*Provided information*:
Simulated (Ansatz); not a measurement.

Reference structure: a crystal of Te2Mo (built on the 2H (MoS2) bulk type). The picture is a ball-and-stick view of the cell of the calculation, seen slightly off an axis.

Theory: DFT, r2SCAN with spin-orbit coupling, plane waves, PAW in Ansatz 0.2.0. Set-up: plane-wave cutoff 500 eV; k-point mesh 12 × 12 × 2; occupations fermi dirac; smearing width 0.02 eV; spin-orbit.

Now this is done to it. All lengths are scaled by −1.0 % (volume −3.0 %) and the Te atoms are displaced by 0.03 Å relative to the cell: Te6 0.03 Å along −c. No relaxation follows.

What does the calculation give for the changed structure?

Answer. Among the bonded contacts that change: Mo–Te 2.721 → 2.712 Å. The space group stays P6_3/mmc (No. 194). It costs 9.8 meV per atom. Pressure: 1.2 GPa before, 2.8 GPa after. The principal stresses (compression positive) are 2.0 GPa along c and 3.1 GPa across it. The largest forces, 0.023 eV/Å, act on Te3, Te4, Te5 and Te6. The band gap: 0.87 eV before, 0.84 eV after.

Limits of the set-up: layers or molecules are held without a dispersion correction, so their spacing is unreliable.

*Work request*: Copy exactly the lines that run from the first line of the data to the line containing "Theory: DFT, r2SCAN", please, with both ends included and nothing else.

*Exercise result*:
Simulated (Ansatz); not a measurement.

Reference structure: a crystal of Te2Mo (built on the 2H (MoS2) bulk type). The picture is a ball-and-stick view of the cell of the calculation, seen slightly off an axis.

Theory: DFT, r2SCAN with spin-orbit coupling, plane waves, PAW in Ansatz 0.2.0. Set-up: plane-wave cutoff 500 eV; k-point mesh 12 × 12 × 2; occupations fermi dirac; smearing width 0.02 eV; spin-orbit.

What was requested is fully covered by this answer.